__RAW DATA__
● ● ● ● ●

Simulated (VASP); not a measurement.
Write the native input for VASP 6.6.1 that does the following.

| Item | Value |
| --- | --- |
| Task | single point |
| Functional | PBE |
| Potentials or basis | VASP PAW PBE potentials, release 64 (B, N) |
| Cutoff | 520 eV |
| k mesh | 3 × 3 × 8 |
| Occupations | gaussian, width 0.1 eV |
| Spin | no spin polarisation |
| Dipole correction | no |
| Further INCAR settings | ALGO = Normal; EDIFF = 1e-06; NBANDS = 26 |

● ● ● ● ●

__WORK REQUEST__
Return every entry exactly as given.

__TASK OUTPUT__
Simulated (VASP); not a measurement.
Write the native input for VASP 6.6.1 that does the following.

| Item | Value |
| --- | --- |
| Task | single point |
| Functional | PBE |
| Potentials or basis | VASP PAW PBE potentials, release 64 (B, N) |
| Cutoff | 520 eV |
| k mesh | 3 × 3 × 8 |
| Occupations | gaussian, width 0.1 eV |
| Spin | no spin polarisation |
| Dipole correction | no |
| Further INCAR settings | ALGO = Normal; EDIFF = 1e-06; NBANDS = 26 |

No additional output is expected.